Provided records:
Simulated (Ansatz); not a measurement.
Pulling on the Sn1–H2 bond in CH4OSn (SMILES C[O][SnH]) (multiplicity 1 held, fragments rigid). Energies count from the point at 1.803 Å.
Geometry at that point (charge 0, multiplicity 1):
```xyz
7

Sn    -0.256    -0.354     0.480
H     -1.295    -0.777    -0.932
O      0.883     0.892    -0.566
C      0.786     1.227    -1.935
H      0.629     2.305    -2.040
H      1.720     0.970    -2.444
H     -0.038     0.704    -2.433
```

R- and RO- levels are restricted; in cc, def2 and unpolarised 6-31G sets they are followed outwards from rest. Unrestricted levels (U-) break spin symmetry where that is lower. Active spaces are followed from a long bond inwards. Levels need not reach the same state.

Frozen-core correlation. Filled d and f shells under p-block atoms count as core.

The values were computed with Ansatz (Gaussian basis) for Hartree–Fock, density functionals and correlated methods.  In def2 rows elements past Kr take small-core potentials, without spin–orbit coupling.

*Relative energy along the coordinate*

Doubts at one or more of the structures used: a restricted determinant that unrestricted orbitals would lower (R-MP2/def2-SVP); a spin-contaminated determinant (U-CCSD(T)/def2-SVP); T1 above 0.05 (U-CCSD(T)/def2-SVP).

Work item: A word-for-word copy of the entries, from the first line through the line containing "along the coordinate*", is the whole answer.

Expected answer:
Simulated (Ansatz); not a measurement.
Pulling on the Sn1–H2 bond in CH4OSn (SMILES C[O][SnH]) (multiplicity 1 held, fragments rigid). Energies count from the point at 1.803 Å.
Geometry at that point (charge 0, multiplicity 1):
```xyz
7

Sn    -0.256    -0.354     0.480
H     -1.295    -0.777    -0.932
O      0.883     0.892    -0.566
C      0.786     1.227    -1.935
H      0.629     2.305    -2.040
H      1.720     0.970    -2.444
H     -0.038     0.704    -2.433
```

R- and RO- levels are restricted; in cc, def2 and unpolarised 6-31G sets they are followed outwards from rest. Unrestricted levels (U-) break spin symmetry where that is lower. Active spaces are followed from a long bond inwards. Levels need not reach the same state.

Frozen-core correlation. Filled d and f shells under p-block atoms count as core.

The values were computed with Ansatz (Gaussian basis) for Hartree–Fock, density functionals and correlated methods.  In def2 rows elements past Kr take small-core potentials, without spin–orbit coupling.

*Relative energy along the coordinate*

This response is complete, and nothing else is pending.